● Stored data
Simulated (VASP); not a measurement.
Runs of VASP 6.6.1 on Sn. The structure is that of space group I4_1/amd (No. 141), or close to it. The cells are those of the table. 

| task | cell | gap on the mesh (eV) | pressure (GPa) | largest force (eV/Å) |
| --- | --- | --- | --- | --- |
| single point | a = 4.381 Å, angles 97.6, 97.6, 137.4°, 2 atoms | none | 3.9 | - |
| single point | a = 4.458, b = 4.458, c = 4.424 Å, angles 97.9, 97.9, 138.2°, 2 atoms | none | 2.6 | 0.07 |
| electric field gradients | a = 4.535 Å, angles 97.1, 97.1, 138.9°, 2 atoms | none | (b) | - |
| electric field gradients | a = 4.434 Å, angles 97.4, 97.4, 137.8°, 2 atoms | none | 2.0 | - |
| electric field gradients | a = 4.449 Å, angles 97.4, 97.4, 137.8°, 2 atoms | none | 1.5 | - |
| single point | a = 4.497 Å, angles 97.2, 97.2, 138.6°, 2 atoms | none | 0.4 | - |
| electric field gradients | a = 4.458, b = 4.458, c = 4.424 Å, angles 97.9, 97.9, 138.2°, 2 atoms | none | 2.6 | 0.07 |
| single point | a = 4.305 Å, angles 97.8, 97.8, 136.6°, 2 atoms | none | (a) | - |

● Work task
Transcription of all the material must be exact.

● Problem solution
Simulated (VASP); not a measurement.
Runs of VASP 6.6.1 on Sn. The structure is that of space group I4_1/amd (No. 141), or close to it. The cells are those of the table. 

| task | cell | gap on the mesh (eV) | pressure (GPa) | largest force (eV/Å) |
| --- | --- | --- | --- | --- |
| single point | a = 4.381 Å, angles 97.6, 97.6, 137.4°, 2 atoms | none | 3.9 | - |
| single point | a = 4.458, b = 4.458, c = 4.424 Å, angles 97.9, 97.9, 138.2°, 2 atoms | none | 2.6 | 0.07 |
| electric field gradients | a = 4.535 Å, angles 97.1, 97.1, 138.9°, 2 atoms | none | (b) | - |
| electric field gradients | a = 4.434 Å, angles 97.4, 97.4, 137.8°, 2 atoms | none | 2.0 | - |
| electric field gradients | a = 4.449 Å, angles 97.4, 97.4, 137.8°, 2 atoms | none | 1.5 | - |
| single point | a = 4.497 Å, angles 97.2, 97.2, 138.6°, 2 atoms | none | 0.4 | - |
| electric field gradients | a = 4.458, b = 4.458, c = 4.424 Å, angles 97.9, 97.9, 138.2°, 2 atoms | none | 2.6 | 0.07 |
| single point | a = 4.305 Å, angles 97.8, 97.8, 136.6°, 2 atoms | none | (a) | - |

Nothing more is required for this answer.